Supplied entries -
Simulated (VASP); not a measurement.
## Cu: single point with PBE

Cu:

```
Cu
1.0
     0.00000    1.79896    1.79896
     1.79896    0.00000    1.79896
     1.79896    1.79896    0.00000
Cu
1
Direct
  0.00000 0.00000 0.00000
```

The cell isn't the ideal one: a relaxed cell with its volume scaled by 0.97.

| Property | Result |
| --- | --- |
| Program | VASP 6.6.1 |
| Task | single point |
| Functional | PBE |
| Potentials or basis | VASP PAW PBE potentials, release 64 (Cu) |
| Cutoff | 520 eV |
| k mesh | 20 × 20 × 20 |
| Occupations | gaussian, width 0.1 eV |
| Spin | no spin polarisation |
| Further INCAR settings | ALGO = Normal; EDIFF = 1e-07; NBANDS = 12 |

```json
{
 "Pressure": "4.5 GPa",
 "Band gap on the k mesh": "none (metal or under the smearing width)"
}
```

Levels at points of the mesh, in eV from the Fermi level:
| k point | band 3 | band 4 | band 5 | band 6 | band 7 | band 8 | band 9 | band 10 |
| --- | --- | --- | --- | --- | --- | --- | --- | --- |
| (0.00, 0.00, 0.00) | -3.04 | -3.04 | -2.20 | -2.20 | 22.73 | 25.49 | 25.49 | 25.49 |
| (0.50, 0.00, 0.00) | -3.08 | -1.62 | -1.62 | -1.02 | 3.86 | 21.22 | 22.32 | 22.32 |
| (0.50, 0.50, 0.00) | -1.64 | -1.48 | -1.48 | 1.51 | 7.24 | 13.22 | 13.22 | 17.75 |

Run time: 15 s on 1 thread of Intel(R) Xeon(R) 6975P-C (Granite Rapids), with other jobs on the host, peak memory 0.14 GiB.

Assigned task - Quote exactly the stretch of lines above that starts at the first one and ends at the line with "13.22 | 17.75 |", and nothing beyond it.

Result -
Simulated (VASP); not a measurement.
## Cu: single point with PBE

Cu:

```
Cu
1.0
     0.00000    1.79896    1.79896
     1.79896    0.00000    1.79896
     1.79896    1.79896    0.00000
Cu
1
Direct
  0.00000 0.00000 0.00000
```

The cell isn't the ideal one: a relaxed cell with its volume scaled by 0.97.

| Property | Result |
| --- | --- |
| Program | VASP 6.6.1 |
| Task | single point |
| Functional | PBE |
| Potentials or basis | VASP PAW PBE potentials, release 64 (Cu) |
| Cutoff | 520 eV |
| k mesh | 20 × 20 × 20 |
| Occupations | gaussian, width 0.1 eV |
| Spin | no spin polarisation |
| Further INCAR settings | ALGO = Normal; EDIFF = 1e-07; NBANDS = 12 |

```json
{
 "Pressure": "4.5 GPa",
 "Band gap on the k mesh": "none (metal or under the smearing width)"
}
```

Levels at points of the mesh, in eV from the Fermi level:
| k point | band 3 | band 4 | band 5 | band 6 | band 7 | band 8 | band 9 | band 10 |
| --- | --- | --- | --- | --- | --- | --- | --- | --- |
| (0.00, 0.00, 0.00) | -3.04 | -3.04 | -2.20 | -2.20 | 22.73 | 25.49 | 25.49 | 25.49 |
| (0.50, 0.00, 0.00) | -3.08 | -1.62 | -1.62 | -1.02 | 3.86 | 21.22 | 22.32 | 22.32 |
| (0.50, 0.50, 0.00) | -1.64 | -1.48 | -1.48 | 1.51 | 7.24 | 13.22 | 13.22 | 17.75 |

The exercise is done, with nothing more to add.